▼

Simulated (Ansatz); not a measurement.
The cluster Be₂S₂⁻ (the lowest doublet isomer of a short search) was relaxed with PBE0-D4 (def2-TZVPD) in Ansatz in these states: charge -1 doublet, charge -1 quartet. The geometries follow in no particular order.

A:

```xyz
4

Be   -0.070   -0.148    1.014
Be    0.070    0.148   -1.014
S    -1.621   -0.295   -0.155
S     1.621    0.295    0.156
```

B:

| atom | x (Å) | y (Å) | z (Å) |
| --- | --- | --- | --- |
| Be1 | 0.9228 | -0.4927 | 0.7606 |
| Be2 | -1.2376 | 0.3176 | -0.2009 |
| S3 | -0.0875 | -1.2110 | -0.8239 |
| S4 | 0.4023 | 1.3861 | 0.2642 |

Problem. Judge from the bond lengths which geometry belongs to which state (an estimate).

▲

Could you output every entry above exactly as it stands?

Simulated (Ansatz); not a measurement.
The cluster Be₂S₂⁻ (the lowest doublet isomer of a short search) was relaxed with PBE0-D4 (def2-TZVPD) in Ansatz in these states: charge -1 doublet, charge -1 quartet. The geometries follow in no particular order.

A:

```xyz
4

Be   -0.070   -0.148    1.014
Be    0.070    0.148   -1.014
S    -1.621   -0.295   -0.155
S     1.621    0.295    0.156
```

B:

| atom | x (Å) | y (Å) | z (Å) |
| --- | --- | --- | --- |
| Be1 | 0.9228 | -0.4927 | 0.7606 |
| Be2 | -1.2376 | 0.3176 | -0.2009 |
| S3 | -0.0875 | -1.2110 | -0.8239 |
| S4 | 0.4023 | 1.3861 | 0.2642 |

Problem. Judge from the bond lengths which geometry belongs to which state (an estimate).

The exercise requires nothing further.